▶ [WORK INSTRUCTION] Reproduce the material that follows, keeping every line exactly as it is.

== Segment start ==

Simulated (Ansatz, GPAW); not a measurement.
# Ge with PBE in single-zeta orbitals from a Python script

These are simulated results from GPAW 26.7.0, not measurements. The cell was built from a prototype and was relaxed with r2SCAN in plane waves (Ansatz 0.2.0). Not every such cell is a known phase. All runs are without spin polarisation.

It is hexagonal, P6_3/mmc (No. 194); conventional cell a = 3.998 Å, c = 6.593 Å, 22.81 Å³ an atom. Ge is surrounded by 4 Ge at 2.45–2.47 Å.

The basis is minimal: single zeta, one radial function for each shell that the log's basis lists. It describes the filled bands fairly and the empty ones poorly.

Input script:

== Segment end ==

▶ [WORKED SOLUTION]
Simulated (Ansatz, GPAW); not a measurement.
# Ge with PBE in single-zeta orbitals from a Python script

These are simulated results from GPAW 26.7.0, not measurements. The cell was built from a prototype and was relaxed with r2SCAN in plane waves (Ansatz 0.2.0). Not every such cell is a known phase. All runs are without spin polarisation.

It is hexagonal, P6_3/mmc (No. 194); conventional cell a = 3.998 Å, c = 6.593 Å, 22.81 Å³ an atom. Ge is surrounded by 4 Ge at 2.45–2.47 Å.

The basis is minimal: single zeta, one radial function for each shell that the log's basis lists. It describes the filled bands fairly and the empty ones poorly.

Input script:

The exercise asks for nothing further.